== Segment start ==

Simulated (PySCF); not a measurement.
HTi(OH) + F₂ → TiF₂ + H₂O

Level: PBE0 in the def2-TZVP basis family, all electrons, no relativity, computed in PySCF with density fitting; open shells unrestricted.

== Segment end ==

**Work item:** All of the data needs to be reproduced exactly, with no line missing.

**Your response:**
Simulated (PySCF); not a measurement.
HTi(OH) + F₂ → TiF₂ + H₂O

Level: PBE0 in the def2-TZVP basis family, all electrons, no relativity, computed in PySCF with density fitting; open shells unrestricted.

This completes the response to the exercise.